* **Dataset content**:
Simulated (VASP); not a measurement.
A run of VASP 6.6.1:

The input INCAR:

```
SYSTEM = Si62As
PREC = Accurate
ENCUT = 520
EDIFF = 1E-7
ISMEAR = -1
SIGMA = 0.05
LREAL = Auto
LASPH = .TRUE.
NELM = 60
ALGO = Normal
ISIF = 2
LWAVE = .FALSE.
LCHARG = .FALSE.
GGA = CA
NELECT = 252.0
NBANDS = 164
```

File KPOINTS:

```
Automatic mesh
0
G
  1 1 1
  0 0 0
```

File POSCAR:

* **Task item**: Output all of the entries, exactly as they are written.

* **Written answer**:
Simulated (VASP); not a measurement.
A run of VASP 6.6.1:

The input INCAR:

```
SYSTEM = Si62As
PREC = Accurate
ENCUT = 520
EDIFF = 1E-7
ISMEAR = -1
SIGMA = 0.05
LREAL = Auto
LASPH = .TRUE.
NELM = 60
ALGO = Normal
ISIF = 2
LWAVE = .FALSE.
LCHARG = .FALSE.
GGA = CA
NELECT = 252.0
NBANDS = 164
```

File KPOINTS:

```
Automatic mesh
0
G
  1 1 1
  0 0 0
```

File POSCAR:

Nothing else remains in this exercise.